=== Supplied records ===
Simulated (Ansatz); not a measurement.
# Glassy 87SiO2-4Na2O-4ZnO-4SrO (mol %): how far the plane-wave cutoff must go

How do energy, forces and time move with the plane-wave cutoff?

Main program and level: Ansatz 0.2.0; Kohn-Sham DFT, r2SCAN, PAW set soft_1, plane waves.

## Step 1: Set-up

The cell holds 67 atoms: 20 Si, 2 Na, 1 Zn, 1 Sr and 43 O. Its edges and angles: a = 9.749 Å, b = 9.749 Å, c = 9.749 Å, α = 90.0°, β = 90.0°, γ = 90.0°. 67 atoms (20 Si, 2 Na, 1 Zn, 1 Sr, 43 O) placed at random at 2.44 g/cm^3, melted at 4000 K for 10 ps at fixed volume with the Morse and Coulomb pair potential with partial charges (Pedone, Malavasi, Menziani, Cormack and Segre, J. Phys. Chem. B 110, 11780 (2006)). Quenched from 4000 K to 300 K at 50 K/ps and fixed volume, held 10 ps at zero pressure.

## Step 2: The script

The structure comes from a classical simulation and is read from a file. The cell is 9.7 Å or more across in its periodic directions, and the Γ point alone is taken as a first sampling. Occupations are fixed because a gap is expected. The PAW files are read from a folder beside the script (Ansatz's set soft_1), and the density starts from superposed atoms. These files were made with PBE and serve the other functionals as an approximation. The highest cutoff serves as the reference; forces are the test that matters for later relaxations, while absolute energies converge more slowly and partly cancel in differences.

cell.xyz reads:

=== Brief ===
Please give back, exactly as it stands above, the stretch from the line with "## Step 2: The script" through the line with "The structure comes", and no line outside it.

=== Written solution ===
## Step 2: The script

The structure comes from a classical simulation and is read from a file. The cell is 9.7 Å or more across in its periodic directions, and the Γ point alone is taken as a first sampling. Occupations are fixed because a gap is expected. The PAW files are read from a folder beside the script (Ansatz's set soft_1), and the density starts from superposed atoms. These files were made with PBE and serve the other functionals as an approximation. The highest cutoff serves as the reference; forces are the test that matters for later relaxations, while absolute energies converge more slowly and partly cancel in differences.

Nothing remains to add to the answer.